Task item
Find the line in the entries below that contains "the supercell (GPAW)**". Repeat it exactly, and every line after it through the line that contains "Total energies of".

╭──

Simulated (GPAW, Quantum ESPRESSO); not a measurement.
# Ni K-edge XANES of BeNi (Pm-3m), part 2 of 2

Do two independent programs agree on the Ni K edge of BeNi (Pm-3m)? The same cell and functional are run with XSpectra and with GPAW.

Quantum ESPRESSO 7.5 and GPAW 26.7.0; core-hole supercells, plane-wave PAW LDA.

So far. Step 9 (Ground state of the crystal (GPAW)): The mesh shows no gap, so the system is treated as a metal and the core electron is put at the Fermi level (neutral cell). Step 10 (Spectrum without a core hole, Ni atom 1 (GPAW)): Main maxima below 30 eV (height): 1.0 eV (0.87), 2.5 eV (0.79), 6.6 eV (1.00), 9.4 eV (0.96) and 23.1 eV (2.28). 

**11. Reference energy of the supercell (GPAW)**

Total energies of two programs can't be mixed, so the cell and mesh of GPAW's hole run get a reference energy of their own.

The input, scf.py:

╰──

Task output
**11. Reference energy of the supercell (GPAW)**

Total energies of two programs can't be mixed, so the cell and mesh of GPAW's hole run get a reference energy of their own.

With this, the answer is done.